• _WORK ORDER_
Each line below from the one containing "444 | 0.000 |" through the one containing "303 | 0.421 |" is to be given again exactly, and no line outside that span.

┌──
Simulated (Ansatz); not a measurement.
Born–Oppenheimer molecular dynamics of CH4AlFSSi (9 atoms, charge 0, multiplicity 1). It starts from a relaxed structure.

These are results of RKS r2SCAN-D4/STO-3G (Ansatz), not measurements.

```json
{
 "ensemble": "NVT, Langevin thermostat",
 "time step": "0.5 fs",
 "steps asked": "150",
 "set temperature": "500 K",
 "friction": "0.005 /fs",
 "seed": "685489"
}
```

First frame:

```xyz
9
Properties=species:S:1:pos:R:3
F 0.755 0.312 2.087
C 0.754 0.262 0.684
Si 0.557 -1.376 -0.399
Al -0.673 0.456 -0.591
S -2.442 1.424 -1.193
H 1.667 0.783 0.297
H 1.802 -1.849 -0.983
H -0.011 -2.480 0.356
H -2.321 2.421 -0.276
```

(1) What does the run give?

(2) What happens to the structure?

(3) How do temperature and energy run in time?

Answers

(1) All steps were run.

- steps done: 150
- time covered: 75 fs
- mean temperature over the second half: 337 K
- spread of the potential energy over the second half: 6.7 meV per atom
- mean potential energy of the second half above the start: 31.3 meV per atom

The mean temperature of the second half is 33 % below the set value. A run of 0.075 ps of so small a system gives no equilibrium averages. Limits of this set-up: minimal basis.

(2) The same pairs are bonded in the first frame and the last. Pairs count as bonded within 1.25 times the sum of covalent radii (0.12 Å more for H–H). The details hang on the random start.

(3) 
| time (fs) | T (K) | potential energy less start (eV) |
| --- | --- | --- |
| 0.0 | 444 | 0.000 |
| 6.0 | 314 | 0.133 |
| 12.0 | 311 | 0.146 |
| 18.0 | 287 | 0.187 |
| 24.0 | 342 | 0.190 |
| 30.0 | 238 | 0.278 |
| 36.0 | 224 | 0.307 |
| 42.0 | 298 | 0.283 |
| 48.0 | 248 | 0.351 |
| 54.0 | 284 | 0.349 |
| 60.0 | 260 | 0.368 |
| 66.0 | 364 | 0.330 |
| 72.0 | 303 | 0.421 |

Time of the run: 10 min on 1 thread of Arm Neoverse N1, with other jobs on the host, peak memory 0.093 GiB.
└──

• _RESPONSE AREA_
| 0.0 | 444 | 0.000 |
| 6.0 | 314 | 0.133 |
| 12.0 | 311 | 0.146 |
| 18.0 | 287 | 0.187 |
| 24.0 | 342 | 0.190 |
| 30.0 | 238 | 0.278 |
| 36.0 | 224 | 0.307 |
| 42.0 | 298 | 0.283 |
| 48.0 | 248 | 0.351 |
| 54.0 | 284 | 0.349 |
| 60.0 | 260 | 0.368 |
| 66.0 | 364 | 0.330 |
| 72.0 | 303 | 0.421 |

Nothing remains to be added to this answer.